======== Listed entries

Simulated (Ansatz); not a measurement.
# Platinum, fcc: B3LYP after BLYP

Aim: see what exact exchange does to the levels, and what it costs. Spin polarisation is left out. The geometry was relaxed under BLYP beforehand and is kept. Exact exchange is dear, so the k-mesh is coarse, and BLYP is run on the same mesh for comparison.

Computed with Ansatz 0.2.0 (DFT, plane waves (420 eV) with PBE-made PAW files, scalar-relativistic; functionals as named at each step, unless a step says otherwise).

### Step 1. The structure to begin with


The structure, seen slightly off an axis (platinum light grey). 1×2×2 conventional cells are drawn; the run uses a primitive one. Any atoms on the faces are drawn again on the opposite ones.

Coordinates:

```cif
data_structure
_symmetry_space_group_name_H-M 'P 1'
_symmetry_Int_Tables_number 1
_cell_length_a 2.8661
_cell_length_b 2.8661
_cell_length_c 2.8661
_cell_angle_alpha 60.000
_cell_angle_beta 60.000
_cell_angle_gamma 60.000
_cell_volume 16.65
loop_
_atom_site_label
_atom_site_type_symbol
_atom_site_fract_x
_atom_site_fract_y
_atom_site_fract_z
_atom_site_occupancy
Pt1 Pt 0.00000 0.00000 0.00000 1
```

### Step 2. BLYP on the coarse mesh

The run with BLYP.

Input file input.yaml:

================

*Work request*: The line containing "Aim: see what" marks the end. Please print exactly every line from the top of the data to it, both included, and nothing more.

*Your solution*:
Simulated (Ansatz); not a measurement.
# Platinum, fcc: B3LYP after BLYP

Aim: see what exact exchange does to the levels, and what it costs. Spin polarisation is left out. The geometry was relaxed under BLYP beforehand and is kept. Exact exchange is dear, so the k-mesh is coarse, and BLYP is run on the same mesh for comparison.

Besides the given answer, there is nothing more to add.